Data for review Start Marker

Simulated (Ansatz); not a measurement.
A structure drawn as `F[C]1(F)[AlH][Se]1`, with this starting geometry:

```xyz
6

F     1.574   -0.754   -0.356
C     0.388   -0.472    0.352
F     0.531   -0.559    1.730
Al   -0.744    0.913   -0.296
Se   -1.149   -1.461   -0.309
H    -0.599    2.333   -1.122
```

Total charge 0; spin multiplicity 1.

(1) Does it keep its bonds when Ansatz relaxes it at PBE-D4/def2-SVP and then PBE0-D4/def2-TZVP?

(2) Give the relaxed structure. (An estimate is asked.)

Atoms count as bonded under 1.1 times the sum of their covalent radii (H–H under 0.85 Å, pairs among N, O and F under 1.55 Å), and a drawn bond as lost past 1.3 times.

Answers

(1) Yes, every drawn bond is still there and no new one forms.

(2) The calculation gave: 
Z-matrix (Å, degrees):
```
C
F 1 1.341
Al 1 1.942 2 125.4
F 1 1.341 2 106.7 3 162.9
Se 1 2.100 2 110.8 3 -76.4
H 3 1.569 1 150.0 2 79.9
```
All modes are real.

Data for review End Marker

__Exercise__: Please copy exactly the lines from the first line of the records above through the line containing "(2) Give the", including both, and nothing more.

__Written reply__:
Simulated (Ansatz); not a measurement.
A structure drawn as `F[C]1(F)[AlH][Se]1`, with this starting geometry:

```xyz
6

F     1.574   -0.754   -0.356
C     0.388   -0.472    0.352
F     0.531   -0.559    1.730
Al   -0.744    0.913   -0.296
Se   -1.149   -1.461   -0.309
H    -0.599    2.333   -1.122
```

Total charge 0; spin multiplicity 1.

(1) Does it keep its bonds when Ansatz relaxes it at PBE-D4/def2-SVP and then PBE0-D4/def2-TZVP?

(2) Give the relaxed structure. (An estimate is asked.)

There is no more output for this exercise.